From the listing below, set down exactly the lines between the one holding "- gap on the" and the one holding "from the codes.", inclusive. No other line is wanted.

•••

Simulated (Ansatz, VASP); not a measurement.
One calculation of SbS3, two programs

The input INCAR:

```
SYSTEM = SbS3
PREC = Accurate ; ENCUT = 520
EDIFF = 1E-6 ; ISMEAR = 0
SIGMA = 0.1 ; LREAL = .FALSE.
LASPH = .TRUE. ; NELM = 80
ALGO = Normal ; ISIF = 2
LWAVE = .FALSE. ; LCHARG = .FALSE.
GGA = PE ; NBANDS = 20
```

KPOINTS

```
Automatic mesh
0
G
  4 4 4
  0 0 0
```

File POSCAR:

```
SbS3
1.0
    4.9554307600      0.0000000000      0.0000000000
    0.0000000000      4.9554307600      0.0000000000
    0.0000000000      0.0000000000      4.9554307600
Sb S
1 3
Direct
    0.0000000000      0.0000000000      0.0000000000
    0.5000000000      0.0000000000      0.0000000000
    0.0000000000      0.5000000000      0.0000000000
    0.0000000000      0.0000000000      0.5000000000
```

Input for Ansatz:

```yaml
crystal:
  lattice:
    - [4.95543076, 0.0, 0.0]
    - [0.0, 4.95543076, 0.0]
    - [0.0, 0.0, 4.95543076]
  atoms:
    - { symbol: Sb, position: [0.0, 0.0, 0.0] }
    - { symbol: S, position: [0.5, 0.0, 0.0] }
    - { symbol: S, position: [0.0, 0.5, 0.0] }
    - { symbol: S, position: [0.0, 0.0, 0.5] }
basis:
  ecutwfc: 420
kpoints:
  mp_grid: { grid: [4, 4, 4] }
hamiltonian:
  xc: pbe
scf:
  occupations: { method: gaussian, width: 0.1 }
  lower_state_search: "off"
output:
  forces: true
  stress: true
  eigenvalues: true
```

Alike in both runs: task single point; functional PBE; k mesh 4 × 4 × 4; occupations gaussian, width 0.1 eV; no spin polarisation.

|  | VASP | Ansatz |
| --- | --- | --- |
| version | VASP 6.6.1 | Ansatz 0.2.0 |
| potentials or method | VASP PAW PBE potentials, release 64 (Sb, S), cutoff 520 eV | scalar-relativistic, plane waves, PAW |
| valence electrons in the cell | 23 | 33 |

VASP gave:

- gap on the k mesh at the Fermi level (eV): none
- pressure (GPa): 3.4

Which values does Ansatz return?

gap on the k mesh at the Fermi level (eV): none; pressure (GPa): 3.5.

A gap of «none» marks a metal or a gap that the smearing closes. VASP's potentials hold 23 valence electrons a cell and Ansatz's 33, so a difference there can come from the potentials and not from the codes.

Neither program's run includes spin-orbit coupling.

•••

▸ EXERCISE ANSWER
- gap on the k mesh at the Fermi level (eV): none
- pressure (GPa): 3.4

Which values does Ansatz return?

gap on the k mesh at the Fermi level (eV): none; pressure (GPa): 3.5.

A gap of «none» marks a metal or a gap that the smearing closes. VASP's potentials hold 23 valence electrons a cell and Ansatz's 33, so a difference there can come from the potentials and not from the codes.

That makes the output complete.